**WORK ITEM**
Each entry that follows must be output without any deviation.

..............................
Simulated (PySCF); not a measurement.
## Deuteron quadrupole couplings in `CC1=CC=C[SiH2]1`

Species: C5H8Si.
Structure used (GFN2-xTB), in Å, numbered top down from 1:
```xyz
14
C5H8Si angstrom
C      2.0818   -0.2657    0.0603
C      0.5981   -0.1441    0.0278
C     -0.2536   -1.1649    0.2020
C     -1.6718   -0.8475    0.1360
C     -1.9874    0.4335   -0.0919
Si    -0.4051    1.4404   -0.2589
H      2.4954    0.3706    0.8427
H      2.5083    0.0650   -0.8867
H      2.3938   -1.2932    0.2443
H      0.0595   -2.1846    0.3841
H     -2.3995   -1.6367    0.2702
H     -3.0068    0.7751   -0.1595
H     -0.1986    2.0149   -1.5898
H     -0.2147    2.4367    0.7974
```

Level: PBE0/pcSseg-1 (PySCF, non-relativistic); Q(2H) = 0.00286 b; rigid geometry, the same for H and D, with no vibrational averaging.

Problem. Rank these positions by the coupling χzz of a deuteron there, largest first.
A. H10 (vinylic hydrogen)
..............................

**REPLY**
Simulated (PySCF); not a measurement.
## Deuteron quadrupole couplings in `CC1=CC=C[SiH2]1`

Species: C5H8Si.
Structure used (GFN2-xTB), in Å, numbered top down from 1:
```xyz
14
C5H8Si angstrom
C      2.0818   -0.2657    0.0603
C      0.5981   -0.1441    0.0278
C     -0.2536   -1.1649    0.2020
C     -1.6718   -0.8475    0.1360
C     -1.9874    0.4335   -0.0919
Si    -0.4051    1.4404   -0.2589
H      2.4954    0.3706    0.8427
H      2.5083    0.0650   -0.8867
H      2.3938   -1.2932    0.2443
H      0.0595   -2.1846    0.3841
H     -2.3995   -1.6367    0.2702
H     -3.0068    0.7751   -0.1595
H     -0.1986    2.0149   -1.5898
H     -0.2147    2.4367    0.7974
```

Level: PBE0/pcSseg-1 (PySCF, non-relativistic); Q(2H) = 0.00286 b; rigid geometry, the same for H and D, with no vibrational averaging.

Problem. Rank these positions by the coupling χzz of a deuteron there, largest first.
A. H10 (vinylic hydrogen)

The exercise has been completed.